*Work order:* The response should consist of the records that follow, repeated exactly.

*Data supplied:*
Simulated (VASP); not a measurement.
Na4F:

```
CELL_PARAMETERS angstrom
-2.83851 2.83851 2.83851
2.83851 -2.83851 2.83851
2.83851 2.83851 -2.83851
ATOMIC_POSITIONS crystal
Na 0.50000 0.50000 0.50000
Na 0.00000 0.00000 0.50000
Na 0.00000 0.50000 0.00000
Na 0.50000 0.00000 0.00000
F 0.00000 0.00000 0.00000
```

*Exercise output:*
Simulated (VASP); not a measurement.
Na4F:

```
CELL_PARAMETERS angstrom
-2.83851 2.83851 2.83851
2.83851 -2.83851 2.83851
2.83851 2.83851 -2.83851
ATOMIC_POSITIONS crystal
Na 0.50000 0.50000 0.50000
Na 0.00000 0.00000 0.50000
Na 0.00000 0.50000 0.00000
Na 0.50000 0.00000 0.00000
F 0.00000 0.00000 0.00000
```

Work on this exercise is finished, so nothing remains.